-- DATASET RECORDS follows --
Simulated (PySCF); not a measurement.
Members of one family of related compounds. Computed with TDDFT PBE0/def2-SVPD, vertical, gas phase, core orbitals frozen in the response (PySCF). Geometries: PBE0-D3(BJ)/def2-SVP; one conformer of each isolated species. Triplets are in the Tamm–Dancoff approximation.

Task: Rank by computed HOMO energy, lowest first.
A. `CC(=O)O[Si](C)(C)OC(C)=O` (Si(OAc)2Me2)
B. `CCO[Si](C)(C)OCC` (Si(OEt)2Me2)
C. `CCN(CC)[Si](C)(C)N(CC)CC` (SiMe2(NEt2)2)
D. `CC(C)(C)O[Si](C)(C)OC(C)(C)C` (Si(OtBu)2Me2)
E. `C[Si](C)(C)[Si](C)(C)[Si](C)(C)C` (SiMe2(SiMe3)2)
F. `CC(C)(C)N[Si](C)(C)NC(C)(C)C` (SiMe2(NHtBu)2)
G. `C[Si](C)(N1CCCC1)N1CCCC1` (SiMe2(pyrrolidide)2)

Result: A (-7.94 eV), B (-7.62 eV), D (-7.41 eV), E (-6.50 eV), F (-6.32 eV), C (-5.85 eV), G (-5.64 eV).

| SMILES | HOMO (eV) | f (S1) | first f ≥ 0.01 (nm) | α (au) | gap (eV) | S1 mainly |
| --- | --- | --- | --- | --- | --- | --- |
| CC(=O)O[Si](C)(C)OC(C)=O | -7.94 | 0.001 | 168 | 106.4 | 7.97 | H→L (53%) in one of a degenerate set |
-- DATASET RECORDS concluded --

▶ _ASSIGNED TASK_: Each entry needs to be transcribed exactly.

▶ _EXERCISE ANSWER_:
Simulated (PySCF); not a measurement.
Members of one family of related compounds. Computed with TDDFT PBE0/def2-SVPD, vertical, gas phase, core orbitals frozen in the response (PySCF). Geometries: PBE0-D3(BJ)/def2-SVP; one conformer of each isolated species. Triplets are in the Tamm–Dancoff approximation.

Task: Rank by computed HOMO energy, lowest first.
A. `CC(=O)O[Si](C)(C)OC(C)=O` (Si(OAc)2Me2)
B. `CCO[Si](C)(C)OCC` (Si(OEt)2Me2)
C. `CCN(CC)[Si](C)(C)N(CC)CC` (SiMe2(NEt2)2)
D. `CC(C)(C)O[Si](C)(C)OC(C)(C)C` (Si(OtBu)2Me2)
E. `C[Si](C)(C)[Si](C)(C)[Si](C)(C)C` (SiMe2(SiMe3)2)
F. `CC(C)(C)N[Si](C)(C)NC(C)(C)C` (SiMe2(NHtBu)2)
G. `C[Si](C)(N1CCCC1)N1CCCC1` (SiMe2(pyrrolidide)2)

Result: A (-7.94 eV), B (-7.62 eV), D (-7.41 eV), E (-6.50 eV), F (-6.32 eV), C (-5.85 eV), G (-5.64 eV).

| SMILES | HOMO (eV) | f (S1) | first f ≥ 0.01 (nm) | α (au) | gap (eV) | S1 mainly |
| --- | --- | --- | --- | --- | --- | --- |
| CC(=O)O[Si](C)(C)OC(C)=O | -7.94 | 0.001 | 168 | 106.4 | 7.97 | H→L (53%) in one of a degenerate set |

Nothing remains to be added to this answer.